MATERIAL SHOWN ->
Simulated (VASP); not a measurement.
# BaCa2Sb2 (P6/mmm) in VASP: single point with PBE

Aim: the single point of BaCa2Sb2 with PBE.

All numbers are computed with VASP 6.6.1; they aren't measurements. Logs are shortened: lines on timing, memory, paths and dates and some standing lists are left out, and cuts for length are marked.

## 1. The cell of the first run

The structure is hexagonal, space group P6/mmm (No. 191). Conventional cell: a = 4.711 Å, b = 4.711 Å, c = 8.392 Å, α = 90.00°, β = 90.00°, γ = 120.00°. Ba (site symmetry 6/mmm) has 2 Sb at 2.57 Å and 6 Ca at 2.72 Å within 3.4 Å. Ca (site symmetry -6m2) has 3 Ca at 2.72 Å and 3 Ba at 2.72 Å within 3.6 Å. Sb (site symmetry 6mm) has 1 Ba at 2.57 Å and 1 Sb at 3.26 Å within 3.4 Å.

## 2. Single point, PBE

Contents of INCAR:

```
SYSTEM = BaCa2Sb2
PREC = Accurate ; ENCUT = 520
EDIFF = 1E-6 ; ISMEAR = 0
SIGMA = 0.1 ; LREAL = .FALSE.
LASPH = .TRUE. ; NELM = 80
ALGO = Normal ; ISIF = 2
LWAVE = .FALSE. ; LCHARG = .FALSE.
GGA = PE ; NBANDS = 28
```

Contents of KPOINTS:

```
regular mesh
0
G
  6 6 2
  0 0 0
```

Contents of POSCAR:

ACTION ITEM -> Nothing in the records may change. Print all of them.

PROBLEM SOLUTION ->
Simulated (VASP); not a measurement.
# BaCa2Sb2 (P6/mmm) in VASP: single point with PBE

Aim: the single point of BaCa2Sb2 with PBE.

All numbers are computed with VASP 6.6.1; they aren't measurements. Logs are shortened: lines on timing, memory, paths and dates and some standing lists are left out, and cuts for length are marked.

## 1. The cell of the first run

The structure is hexagonal, space group P6/mmm (No. 191). Conventional cell: a = 4.711 Å, b = 4.711 Å, c = 8.392 Å, α = 90.00°, β = 90.00°, γ = 120.00°. Ba (site symmetry 6/mmm) has 2 Sb at 2.57 Å and 6 Ca at 2.72 Å within 3.4 Å. Ca (site symmetry -6m2) has 3 Ca at 2.72 Å and 3 Ba at 2.72 Å within 3.6 Å. Sb (site symmetry 6mm) has 1 Ba at 2.57 Å and 1 Sb at 3.26 Å within 3.4 Å.

## 2. Single point, PBE

Contents of INCAR:

```
SYSTEM = BaCa2Sb2
PREC = Accurate ; ENCUT = 520
EDIFF = 1E-6 ; ISMEAR = 0
SIGMA = 0.1 ; LREAL = .FALSE.
LASPH = .TRUE. ; NELM = 80
ALGO = Normal ; ISIF = 2
LWAVE = .FALSE. ; LCHARG = .FALSE.
GGA = PE ; NBANDS = 28
```

Contents of KPOINTS:

```
regular mesh
0
G
  6 6 2
  0 0 0
```

Contents of POSCAR:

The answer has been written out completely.